Copy out the full listing that comes next, exactly.

───── Dataset ─────

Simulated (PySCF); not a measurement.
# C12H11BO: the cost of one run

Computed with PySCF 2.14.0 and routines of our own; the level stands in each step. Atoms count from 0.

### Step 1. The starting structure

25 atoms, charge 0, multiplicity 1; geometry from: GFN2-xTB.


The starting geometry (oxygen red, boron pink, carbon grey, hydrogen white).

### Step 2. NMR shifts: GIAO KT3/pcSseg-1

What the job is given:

─────

▶ Written response:
Simulated (PySCF); not a measurement.
# C12H11BO: the cost of one run

Computed with PySCF 2.14.0 and routines of our own; the level stands in each step. Atoms count from 0.

### Step 1. The starting structure

25 atoms, charge 0, multiplicity 1; geometry from: GFN2-xTB.


The starting geometry (oxygen red, boron pink, carbon grey, hydrogen white).

### Step 2. NMR shifts: GIAO KT3/pcSseg-1

What the job is given:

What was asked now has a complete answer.